=== Section Start ===
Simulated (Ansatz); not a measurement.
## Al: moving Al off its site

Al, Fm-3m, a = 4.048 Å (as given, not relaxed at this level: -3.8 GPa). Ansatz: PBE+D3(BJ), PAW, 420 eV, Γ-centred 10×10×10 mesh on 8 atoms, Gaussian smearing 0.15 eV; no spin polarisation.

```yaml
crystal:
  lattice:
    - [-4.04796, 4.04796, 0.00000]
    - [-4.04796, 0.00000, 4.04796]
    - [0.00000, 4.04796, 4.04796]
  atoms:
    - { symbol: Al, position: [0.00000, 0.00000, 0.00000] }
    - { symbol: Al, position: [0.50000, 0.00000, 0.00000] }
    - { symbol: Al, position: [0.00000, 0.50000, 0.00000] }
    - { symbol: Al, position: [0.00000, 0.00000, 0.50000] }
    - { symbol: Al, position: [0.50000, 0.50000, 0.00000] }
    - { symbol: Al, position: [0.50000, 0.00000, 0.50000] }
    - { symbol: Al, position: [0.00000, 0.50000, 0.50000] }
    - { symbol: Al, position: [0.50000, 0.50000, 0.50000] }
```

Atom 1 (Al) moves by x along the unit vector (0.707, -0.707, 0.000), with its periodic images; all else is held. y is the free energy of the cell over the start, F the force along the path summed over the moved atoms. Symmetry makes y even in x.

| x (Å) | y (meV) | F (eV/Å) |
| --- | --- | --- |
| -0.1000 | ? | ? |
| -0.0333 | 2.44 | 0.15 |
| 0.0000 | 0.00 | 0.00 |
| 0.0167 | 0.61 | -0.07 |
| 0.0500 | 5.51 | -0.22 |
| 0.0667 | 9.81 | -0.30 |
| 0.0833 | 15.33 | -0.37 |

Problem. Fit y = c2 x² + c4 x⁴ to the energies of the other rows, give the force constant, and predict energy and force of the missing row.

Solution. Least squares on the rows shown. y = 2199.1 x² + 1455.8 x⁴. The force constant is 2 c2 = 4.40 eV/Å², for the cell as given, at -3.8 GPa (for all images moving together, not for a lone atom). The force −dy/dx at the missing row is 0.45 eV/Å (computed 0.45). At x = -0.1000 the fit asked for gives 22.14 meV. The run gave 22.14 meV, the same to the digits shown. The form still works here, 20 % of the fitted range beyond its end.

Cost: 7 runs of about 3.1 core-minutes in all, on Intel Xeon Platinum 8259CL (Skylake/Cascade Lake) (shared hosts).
=== Section End ===

Work item:
Your answer must be the lines from the first line of the records through the line containing "Atom 1 (Al)", copied exactly.

Task output:
Simulated (Ansatz); not a measurement.
## Al: moving Al off its site

Al, Fm-3m, a = 4.048 Å (as given, not relaxed at this level: -3.8 GPa). Ansatz: PBE+D3(BJ), PAW, 420 eV, Γ-centred 10×10×10 mesh on 8 atoms, Gaussian smearing 0.15 eV; no spin polarisation.

```yaml
crystal:
  lattice:
    - [-4.04796, 4.04796, 0.00000]
    - [-4.04796, 0.00000, 4.04796]
    - [0.00000, 4.04796, 4.04796]
  atoms:
    - { symbol: Al, position: [0.00000, 0.00000, 0.00000] }
    - { symbol: Al, position: [0.50000, 0.00000, 0.00000] }
    - { symbol: Al, position: [0.00000, 0.50000, 0.00000] }
    - { symbol: Al, position: [0.00000, 0.00000, 0.50000] }
    - { symbol: Al, position: [0.50000, 0.50000, 0.00000] }
    - { symbol: Al, position: [0.50000, 0.00000, 0.50000] }
    - { symbol: Al, position: [0.00000, 0.50000, 0.50000] }
    - { symbol: Al, position: [0.50000, 0.50000, 0.50000] }
```

Atom 1 (Al) moves by x along the unit vector (0.707, -0.707, 0.000), with its periodic images; all else is held. y is the free energy of the cell over the start, F the force along the path summed over the moved atoms. Symmetry makes y even in x.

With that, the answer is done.